▶ _Information shown_
◇ ◇ ◇ ◇ ◇ ◇ ◇
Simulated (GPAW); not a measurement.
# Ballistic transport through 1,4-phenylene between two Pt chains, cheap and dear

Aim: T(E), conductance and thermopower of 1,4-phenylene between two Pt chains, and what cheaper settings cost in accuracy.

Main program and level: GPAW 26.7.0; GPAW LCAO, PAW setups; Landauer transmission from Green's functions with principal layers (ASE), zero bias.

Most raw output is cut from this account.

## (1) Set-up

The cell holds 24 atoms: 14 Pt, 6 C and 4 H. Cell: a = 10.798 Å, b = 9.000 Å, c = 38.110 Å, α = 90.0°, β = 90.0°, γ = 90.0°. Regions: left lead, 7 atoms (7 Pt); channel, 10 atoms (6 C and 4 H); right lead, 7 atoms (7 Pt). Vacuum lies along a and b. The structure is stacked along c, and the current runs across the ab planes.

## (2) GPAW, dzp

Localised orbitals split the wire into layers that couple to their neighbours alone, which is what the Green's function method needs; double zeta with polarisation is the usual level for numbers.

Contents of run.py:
◇ ◇ ◇ ◇ ◇ ◇ ◇

▶ _Work task_
Please, from the material above, copy only the lines from the line with "## (2) GPAW, dzp" up to and including the line with "Localised orbitals split", exactly as written.

▶ _Written solution_
## (2) GPAW, dzp

Localised orbitals split the wire into layers that couple to their neighbours alone, which is what the Green's function method needs; double zeta with polarisation is the usual level for numbers.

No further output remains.